RAW DATA:
......

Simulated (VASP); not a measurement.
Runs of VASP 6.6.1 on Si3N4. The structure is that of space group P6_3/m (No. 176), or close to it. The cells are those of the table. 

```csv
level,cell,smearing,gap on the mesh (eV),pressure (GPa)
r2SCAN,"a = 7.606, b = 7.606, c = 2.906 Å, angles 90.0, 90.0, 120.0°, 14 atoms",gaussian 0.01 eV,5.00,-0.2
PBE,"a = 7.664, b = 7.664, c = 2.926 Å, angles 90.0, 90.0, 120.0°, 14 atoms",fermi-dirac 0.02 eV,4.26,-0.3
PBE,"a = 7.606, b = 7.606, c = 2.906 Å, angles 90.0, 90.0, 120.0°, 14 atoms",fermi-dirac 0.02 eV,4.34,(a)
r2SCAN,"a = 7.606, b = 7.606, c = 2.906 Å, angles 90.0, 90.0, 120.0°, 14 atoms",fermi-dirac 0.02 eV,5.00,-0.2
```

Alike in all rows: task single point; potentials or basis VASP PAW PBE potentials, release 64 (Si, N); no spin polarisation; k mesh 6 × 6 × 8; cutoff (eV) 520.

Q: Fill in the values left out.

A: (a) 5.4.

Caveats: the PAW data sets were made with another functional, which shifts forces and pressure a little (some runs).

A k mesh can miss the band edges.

......

WORK INSTRUCTION:
For the listing above, print only the lines starting at the line containing "Q: Fill in the values left out." and ending at the line containing "Caveats: the PAW", exactly, both included.

ANSWER SECTION:
Q: Fill in the values left out.

A: (a) 5.4.

Caveats: the PAW data sets were made with another functional, which shifts forces and pressure a little (some runs).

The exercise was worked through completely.